● ● ●

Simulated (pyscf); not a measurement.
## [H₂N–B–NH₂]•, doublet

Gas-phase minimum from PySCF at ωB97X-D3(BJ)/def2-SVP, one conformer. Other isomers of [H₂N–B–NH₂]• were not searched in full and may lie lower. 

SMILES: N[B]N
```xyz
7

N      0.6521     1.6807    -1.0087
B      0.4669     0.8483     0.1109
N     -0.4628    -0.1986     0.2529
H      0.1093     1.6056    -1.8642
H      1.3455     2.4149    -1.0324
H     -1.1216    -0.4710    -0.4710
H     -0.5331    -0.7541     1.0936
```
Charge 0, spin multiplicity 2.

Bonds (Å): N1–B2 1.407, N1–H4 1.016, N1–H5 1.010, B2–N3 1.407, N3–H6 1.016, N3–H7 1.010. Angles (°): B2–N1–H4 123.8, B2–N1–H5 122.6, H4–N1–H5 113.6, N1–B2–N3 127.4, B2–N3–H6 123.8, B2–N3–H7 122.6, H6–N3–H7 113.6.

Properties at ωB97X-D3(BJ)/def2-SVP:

● ● ●

→ Work item: Retype each record above so that every word stays exactly the same.

→ Exercise result:
Simulated (pyscf); not a measurement.
## [H₂N–B–NH₂]•, doublet

Gas-phase minimum from PySCF at ωB97X-D3(BJ)/def2-SVP, one conformer. Other isomers of [H₂N–B–NH₂]• were not searched in full and may lie lower. 

SMILES: N[B]N
```xyz
7

N      0.6521     1.6807    -1.0087
B      0.4669     0.8483     0.1109
N     -0.4628    -0.1986     0.2529
H      0.1093     1.6056    -1.8642
H      1.3455     2.4149    -1.0324
H     -1.1216    -0.4710    -0.4710
H     -0.5331    -0.7541     1.0936
```
Charge 0, spin multiplicity 2.

Bonds (Å): N1–B2 1.407, N1–H4 1.016, N1–H5 1.010, B2–N3 1.407, N3–H6 1.016, N3–H7 1.010. Angles (°): B2–N1–H4 123.8, B2–N1–H5 122.6, H4–N1–H5 113.6, N1–B2–N3 127.4, B2–N3–H6 123.8, B2–N3–H7 122.6, H6–N3–H7 113.6.

Properties at ωB97X-D3(BJ)/def2-SVP:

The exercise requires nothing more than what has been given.